- Activity
Go through the data from its first line and retype each line, stopping once the line containing "Task: Summarise the run." has been retyped.

- Listed records
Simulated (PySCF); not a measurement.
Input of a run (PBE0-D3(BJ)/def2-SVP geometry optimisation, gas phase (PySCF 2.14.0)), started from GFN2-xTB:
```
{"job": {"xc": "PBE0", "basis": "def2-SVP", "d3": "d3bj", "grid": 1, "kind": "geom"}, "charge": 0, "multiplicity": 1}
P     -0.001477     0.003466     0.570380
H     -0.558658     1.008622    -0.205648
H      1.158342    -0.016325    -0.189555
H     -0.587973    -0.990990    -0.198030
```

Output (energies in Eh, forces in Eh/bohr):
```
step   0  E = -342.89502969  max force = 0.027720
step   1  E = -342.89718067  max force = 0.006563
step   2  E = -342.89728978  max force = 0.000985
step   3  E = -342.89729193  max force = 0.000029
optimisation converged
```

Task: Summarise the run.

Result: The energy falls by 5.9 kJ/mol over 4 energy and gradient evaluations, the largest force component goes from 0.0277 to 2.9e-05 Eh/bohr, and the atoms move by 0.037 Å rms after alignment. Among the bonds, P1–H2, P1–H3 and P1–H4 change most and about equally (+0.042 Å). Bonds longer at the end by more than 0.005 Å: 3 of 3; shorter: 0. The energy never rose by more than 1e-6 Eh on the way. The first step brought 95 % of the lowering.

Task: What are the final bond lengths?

- Answer area
Simulated (PySCF); not a measurement.
Input of a run (PBE0-D3(BJ)/def2-SVP geometry optimisation, gas phase (PySCF 2.14.0)), started from GFN2-xTB:
```
{"job": {"xc": "PBE0", "basis": "def2-SVP", "d3": "d3bj", "grid": 1, "kind": "geom"}, "charge": 0, "multiplicity": 1}
P     -0.001477     0.003466     0.570380
H     -0.558658     1.008622    -0.205648
H      1.158342    -0.016325    -0.189555
H     -0.587973    -0.990990    -0.198030
```

Output (energies in Eh, forces in Eh/bohr):
```
step   0  E = -342.89502969  max force = 0.027720
step   1  E = -342.89718067  max force = 0.006563
step   2  E = -342.89728978  max force = 0.000985
step   3  E = -342.89729193  max force = 0.000029
optimisation converged
```

Task: Summarise the run.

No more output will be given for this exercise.